** Opening RECORD EXTRACTS block **

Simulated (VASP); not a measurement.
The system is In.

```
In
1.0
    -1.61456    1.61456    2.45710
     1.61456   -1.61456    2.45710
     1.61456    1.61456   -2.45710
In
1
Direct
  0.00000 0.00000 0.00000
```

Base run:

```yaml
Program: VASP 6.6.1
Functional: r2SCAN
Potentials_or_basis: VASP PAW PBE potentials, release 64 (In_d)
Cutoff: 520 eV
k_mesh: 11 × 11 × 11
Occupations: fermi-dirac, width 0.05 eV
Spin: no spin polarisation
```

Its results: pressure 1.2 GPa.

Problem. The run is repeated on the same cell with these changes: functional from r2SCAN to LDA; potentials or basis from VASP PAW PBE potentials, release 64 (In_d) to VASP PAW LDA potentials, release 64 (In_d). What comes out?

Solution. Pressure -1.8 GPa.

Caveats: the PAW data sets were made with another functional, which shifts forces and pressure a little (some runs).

** Closing RECORD EXTRACTS block **

• _ACTIVITY_: From the records above, print only the lines between the one holding "Its results: pressure 1.2 GPa." and the one holding "Solution. Pressure -1.8 GPa.", inclusive, exactly as they stand.

• _EXERCISE OUTPUT_:
Its results: pressure 1.2 GPa.

Problem. The run is repeated on the same cell with these changes: functional from r2SCAN to LDA; potentials or basis from VASP PAW PBE potentials, release 64 (In_d) to VASP PAW LDA potentials, release 64 (In_d). What comes out?

Solution. Pressure -1.8 GPa.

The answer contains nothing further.